For this listing, the lines between the one holding "Its results: band" and the one holding "Solution. Band gap", inclusive, must be set down exactly.

+ + + + +
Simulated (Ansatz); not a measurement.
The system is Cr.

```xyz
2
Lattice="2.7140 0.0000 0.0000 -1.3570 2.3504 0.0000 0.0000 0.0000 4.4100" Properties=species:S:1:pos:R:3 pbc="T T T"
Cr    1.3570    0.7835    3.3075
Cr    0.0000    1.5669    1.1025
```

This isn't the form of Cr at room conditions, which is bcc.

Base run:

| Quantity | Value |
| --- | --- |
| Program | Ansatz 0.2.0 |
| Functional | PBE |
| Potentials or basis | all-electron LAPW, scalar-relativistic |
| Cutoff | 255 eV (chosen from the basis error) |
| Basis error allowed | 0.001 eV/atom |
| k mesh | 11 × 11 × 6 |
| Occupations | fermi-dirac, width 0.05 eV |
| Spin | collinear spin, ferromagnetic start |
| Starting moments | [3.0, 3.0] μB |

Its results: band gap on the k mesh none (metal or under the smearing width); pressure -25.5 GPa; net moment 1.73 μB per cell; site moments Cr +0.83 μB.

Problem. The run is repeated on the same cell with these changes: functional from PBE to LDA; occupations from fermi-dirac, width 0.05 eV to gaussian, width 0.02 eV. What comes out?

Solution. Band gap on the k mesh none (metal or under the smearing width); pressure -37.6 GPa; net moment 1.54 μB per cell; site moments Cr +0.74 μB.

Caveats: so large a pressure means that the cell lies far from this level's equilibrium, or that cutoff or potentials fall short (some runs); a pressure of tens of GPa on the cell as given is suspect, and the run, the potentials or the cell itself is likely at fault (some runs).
+ + + + +

(RESULT)
Its results: band gap on the k mesh none (metal or under the smearing width); pressure -25.5 GPa; net moment 1.73 μB per cell; site moments Cr +0.83 μB.

Problem. The run is repeated on the same cell with these changes: functional from PBE to LDA; occupations from fermi-dirac, width 0.05 eV to gaussian, width 0.02 eV. What comes out?

Solution. Band gap on the k mesh none (metal or under the smearing width); pressure -37.6 GPa; net moment 1.54 μB per cell; site moments Cr +0.74 μB.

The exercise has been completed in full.